Transcribe only part of the material below: the lines from the one containing "## 1. The starting structure" through the one containing "## 2. The calculation", inclusive, exactly as written.

**Data for review**
★ ★ ★
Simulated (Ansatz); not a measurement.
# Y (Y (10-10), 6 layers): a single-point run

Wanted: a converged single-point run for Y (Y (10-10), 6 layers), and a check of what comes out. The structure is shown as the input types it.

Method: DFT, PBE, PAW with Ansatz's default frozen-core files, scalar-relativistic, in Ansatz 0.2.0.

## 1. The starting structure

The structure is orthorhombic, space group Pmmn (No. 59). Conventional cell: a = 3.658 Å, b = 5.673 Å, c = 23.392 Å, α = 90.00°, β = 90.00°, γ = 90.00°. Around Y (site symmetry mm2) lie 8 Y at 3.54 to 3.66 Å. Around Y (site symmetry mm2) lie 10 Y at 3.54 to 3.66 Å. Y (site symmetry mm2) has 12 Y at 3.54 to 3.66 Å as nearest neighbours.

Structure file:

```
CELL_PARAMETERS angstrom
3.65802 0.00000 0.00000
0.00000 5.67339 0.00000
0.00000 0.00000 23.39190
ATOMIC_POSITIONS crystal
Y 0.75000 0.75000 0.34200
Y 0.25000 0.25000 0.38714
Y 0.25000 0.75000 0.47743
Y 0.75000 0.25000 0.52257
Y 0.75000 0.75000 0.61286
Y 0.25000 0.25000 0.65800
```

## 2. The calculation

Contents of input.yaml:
★ ★ ★

**Your response**
## 1. The starting structure

The structure is orthorhombic, space group Pmmn (No. 59). Conventional cell: a = 3.658 Å, b = 5.673 Å, c = 23.392 Å, α = 90.00°, β = 90.00°, γ = 90.00°. Around Y (site symmetry mm2) lie 8 Y at 3.54 to 3.66 Å. Around Y (site symmetry mm2) lie 10 Y at 3.54 to 3.66 Å. Y (site symmetry mm2) has 12 Y at 3.54 to 3.66 Å as nearest neighbours.

Structure file:

```
CELL_PARAMETERS angstrom
3.65802 0.00000 0.00000
0.00000 5.67339 0.00000
0.00000 0.00000 23.39190
ATOMIC_POSITIONS crystal
Y 0.75000 0.75000 0.34200
Y 0.25000 0.25000 0.38714
Y 0.25000 0.75000 0.47743
Y 0.75000 0.25000 0.52257
Y 0.75000 0.75000 0.61286
Y 0.25000 0.25000 0.65800
```

## 2. The calculation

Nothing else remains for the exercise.